**Dataset extract:**
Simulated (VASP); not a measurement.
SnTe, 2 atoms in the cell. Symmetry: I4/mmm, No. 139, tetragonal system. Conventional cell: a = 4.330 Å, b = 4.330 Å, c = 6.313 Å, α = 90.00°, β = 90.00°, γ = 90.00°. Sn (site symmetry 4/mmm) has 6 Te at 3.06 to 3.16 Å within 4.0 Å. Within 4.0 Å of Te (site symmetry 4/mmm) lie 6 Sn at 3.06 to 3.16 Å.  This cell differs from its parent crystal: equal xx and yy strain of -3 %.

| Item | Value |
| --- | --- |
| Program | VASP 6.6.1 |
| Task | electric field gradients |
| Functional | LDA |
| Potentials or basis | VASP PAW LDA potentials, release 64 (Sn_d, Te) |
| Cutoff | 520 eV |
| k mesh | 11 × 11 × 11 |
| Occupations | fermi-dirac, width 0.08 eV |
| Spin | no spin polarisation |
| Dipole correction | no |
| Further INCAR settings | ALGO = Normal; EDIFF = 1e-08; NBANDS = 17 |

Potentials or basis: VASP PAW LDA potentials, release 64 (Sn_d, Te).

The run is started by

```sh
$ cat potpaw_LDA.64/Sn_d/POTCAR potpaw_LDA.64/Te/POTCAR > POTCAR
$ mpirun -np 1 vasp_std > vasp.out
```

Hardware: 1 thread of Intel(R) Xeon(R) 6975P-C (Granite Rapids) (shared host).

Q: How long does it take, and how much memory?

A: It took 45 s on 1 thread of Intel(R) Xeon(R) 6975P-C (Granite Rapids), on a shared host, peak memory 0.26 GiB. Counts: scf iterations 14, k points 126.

**Activity:**
Repeat the entries above exactly, beginning at their first line and ending with the line that contains "Q: How long", with nothing added.

**Exercise answer:**
Simulated (VASP); not a measurement.
SnTe, 2 atoms in the cell. Symmetry: I4/mmm, No. 139, tetragonal system. Conventional cell: a = 4.330 Å, b = 4.330 Å, c = 6.313 Å, α = 90.00°, β = 90.00°, γ = 90.00°. Sn (site symmetry 4/mmm) has 6 Te at 3.06 to 3.16 Å within 4.0 Å. Within 4.0 Å of Te (site symmetry 4/mmm) lie 6 Sn at 3.06 to 3.16 Å.  This cell differs from its parent crystal: equal xx and yy strain of -3 %.

| Item | Value |
| --- | --- |
| Program | VASP 6.6.1 |
| Task | electric field gradients |
| Functional | LDA |
| Potentials or basis | VASP PAW LDA potentials, release 64 (Sn_d, Te) |
| Cutoff | 520 eV |
| k mesh | 11 × 11 × 11 |
| Occupations | fermi-dirac, width 0.08 eV |
| Spin | no spin polarisation |
| Dipole correction | no |
| Further INCAR settings | ALGO = Normal; EDIFF = 1e-08; NBANDS = 17 |

Potentials or basis: VASP PAW LDA potentials, release 64 (Sn_d, Te).

The run is started by

```sh
$ cat potpaw_LDA.64/Sn_d/POTCAR potpaw_LDA.64/Te/POTCAR > POTCAR
$ mpirun -np 1 vasp_std > vasp.out
```

Hardware: 1 thread of Intel(R) Xeon(R) 6975P-C (Granite Rapids) (shared host).

Q: How long does it take, and how much memory?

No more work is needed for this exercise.